▶ PROVIDED RECORDS
· · · · · · ·

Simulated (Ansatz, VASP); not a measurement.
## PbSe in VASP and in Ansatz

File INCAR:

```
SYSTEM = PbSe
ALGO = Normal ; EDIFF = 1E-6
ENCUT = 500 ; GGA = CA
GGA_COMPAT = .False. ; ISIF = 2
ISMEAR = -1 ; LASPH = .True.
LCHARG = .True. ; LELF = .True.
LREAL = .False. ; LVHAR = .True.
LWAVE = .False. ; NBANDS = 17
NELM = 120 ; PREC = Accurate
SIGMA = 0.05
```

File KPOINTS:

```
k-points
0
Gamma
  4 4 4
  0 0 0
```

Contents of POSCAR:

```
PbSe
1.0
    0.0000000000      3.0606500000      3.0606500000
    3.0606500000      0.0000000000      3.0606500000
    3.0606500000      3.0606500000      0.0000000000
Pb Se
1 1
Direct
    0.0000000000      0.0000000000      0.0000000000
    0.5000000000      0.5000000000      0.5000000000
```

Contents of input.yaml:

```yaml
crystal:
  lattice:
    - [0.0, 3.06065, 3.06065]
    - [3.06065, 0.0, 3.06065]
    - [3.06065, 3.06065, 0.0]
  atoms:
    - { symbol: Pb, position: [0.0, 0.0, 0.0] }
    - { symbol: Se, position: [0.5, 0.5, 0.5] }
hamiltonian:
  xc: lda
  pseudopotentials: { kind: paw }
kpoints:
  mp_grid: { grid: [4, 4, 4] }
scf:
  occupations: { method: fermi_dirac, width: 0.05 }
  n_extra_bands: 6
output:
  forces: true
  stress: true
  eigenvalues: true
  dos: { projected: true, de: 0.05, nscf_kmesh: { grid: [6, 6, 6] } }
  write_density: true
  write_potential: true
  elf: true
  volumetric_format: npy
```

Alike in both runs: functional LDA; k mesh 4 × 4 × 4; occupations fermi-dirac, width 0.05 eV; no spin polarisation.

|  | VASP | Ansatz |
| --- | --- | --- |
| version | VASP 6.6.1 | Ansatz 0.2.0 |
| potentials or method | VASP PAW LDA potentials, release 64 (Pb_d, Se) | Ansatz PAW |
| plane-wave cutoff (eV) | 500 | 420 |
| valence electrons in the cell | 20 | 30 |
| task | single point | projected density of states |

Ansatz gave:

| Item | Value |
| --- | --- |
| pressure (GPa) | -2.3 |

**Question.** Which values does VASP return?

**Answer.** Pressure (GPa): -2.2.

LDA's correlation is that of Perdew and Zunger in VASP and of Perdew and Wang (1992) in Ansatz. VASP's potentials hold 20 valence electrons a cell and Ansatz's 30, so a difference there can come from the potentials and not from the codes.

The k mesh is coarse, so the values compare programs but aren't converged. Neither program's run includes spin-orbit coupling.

· · · · · · ·

▶ WORK REQUEST
Repeat only the lines above, from the first line of the entries through the line that contains "Ansatz PAW |", including both ends.

▶ PROBLEM SOLUTION
Simulated (Ansatz, VASP); not a measurement.
## PbSe in VASP and in Ansatz

File INCAR:

```
SYSTEM = PbSe
ALGO = Normal ; EDIFF = 1E-6
ENCUT = 500 ; GGA = CA
GGA_COMPAT = .False. ; ISIF = 2
ISMEAR = -1 ; LASPH = .True.
LCHARG = .True. ; LELF = .True.
LREAL = .False. ; LVHAR = .True.
LWAVE = .False. ; NBANDS = 17
NELM = 120 ; PREC = Accurate
SIGMA = 0.05
```

File KPOINTS:

```
k-points
0
Gamma
  4 4 4
  0 0 0
```

Contents of POSCAR:

```
PbSe
1.0
    0.0000000000      3.0606500000      3.0606500000
    3.0606500000      0.0000000000      3.0606500000
    3.0606500000      3.0606500000      0.0000000000
Pb Se
1 1
Direct
    0.0000000000      0.0000000000      0.0000000000
    0.5000000000      0.5000000000      0.5000000000
```

Contents of input.yaml:

```yaml
crystal:
  lattice:
    - [0.0, 3.06065, 3.06065]
    - [3.06065, 0.0, 3.06065]
    - [3.06065, 3.06065, 0.0]
  atoms:
    - { symbol: Pb, position: [0.0, 0.0, 0.0] }
    - { symbol: Se, position: [0.5, 0.5, 0.5] }
hamiltonian:
  xc: lda
  pseudopotentials: { kind: paw }
kpoints:
  mp_grid: { grid: [4, 4, 4] }
scf:
  occupations: { method: fermi_dirac, width: 0.05 }
  n_extra_bands: 6
output:
  forces: true
  stress: true
  eigenvalues: true
  dos: { projected: true, de: 0.05, nscf_kmesh: { grid: [6, 6, 6] } }
  write_density: true
  write_potential: true
  elf: true
  volumetric_format: npy
```

Alike in both runs: functional LDA; k mesh 4 × 4 × 4; occupations fermi-dirac, width 0.05 eV; no spin polarisation.

|  | VASP | Ansatz |
| --- | --- | --- |
| version | VASP 6.6.1 | Ansatz 0.2.0 |
| potentials or method | VASP PAW LDA potentials, release 64 (Pb_d, Se) | Ansatz PAW |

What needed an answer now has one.